• _Assigned task_: Starting from the first line below, copy the whole listing exactly.

──────── Raw data
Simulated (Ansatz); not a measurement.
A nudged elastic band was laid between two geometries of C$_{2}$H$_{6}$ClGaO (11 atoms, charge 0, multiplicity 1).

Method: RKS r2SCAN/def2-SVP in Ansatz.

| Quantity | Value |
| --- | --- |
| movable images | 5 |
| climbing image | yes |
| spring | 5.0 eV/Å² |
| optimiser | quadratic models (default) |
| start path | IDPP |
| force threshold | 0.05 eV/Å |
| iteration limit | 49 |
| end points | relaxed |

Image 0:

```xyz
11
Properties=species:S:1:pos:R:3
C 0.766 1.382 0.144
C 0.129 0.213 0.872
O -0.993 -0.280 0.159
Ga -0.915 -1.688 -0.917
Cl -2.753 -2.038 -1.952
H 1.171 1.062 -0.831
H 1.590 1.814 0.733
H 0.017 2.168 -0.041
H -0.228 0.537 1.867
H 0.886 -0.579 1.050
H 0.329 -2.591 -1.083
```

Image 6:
────────────────

• _Exercise solution_:
Simulated (Ansatz); not a measurement.
A nudged elastic band was laid between two geometries of C$_{2}$H$_{6}$ClGaO (11 atoms, charge 0, multiplicity 1).

Method: RKS r2SCAN/def2-SVP in Ansatz.

| Quantity | Value |
| --- | --- |
| movable images | 5 |
| climbing image | yes |
| spring | 5.0 eV/Å² |
| optimiser | quadratic models (default) |
| start path | IDPP |
| force threshold | 0.05 eV/Å |
| iteration limit | 49 |
| end points | relaxed |

Image 0:

```xyz
11
Properties=species:S:1:pos:R:3
C 0.766 1.382 0.144
C 0.129 0.213 0.872
O -0.993 -0.280 0.159
Ga -0.915 -1.688 -0.917
Cl -2.753 -2.038 -1.952
H 1.171 1.062 -0.831
H 1.590 1.814 0.733
H 0.017 2.168 -0.041
H -0.228 0.537 1.867
H 0.886 -0.579 1.050
H 0.329 -2.591 -1.083
```

Image 6:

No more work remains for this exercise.